· · · · ·

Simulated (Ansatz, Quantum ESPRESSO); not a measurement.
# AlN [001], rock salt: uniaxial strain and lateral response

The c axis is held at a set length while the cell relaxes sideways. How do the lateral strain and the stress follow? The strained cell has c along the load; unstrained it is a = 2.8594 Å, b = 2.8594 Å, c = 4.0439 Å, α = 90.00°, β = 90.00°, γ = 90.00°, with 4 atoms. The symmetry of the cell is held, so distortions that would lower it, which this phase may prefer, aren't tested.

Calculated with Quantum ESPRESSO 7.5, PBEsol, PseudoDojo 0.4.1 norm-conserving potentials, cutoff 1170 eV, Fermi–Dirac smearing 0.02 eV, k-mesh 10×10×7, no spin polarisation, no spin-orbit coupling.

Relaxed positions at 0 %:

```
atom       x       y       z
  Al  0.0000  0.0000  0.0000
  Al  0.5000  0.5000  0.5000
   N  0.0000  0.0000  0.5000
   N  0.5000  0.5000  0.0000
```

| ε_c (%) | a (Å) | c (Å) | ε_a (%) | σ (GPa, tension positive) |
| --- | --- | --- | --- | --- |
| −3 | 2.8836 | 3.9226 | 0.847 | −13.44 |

· · · · ·

# [ACTIVITY]
Reproduce only what lies between the start of the listing above and the end of the line containing "# AlN [001], rock", keeping every line exact.

# [ANSWER AREA]
Simulated (Ansatz, Quantum ESPRESSO); not a measurement.
# AlN [001], rock salt: uniaxial strain and lateral response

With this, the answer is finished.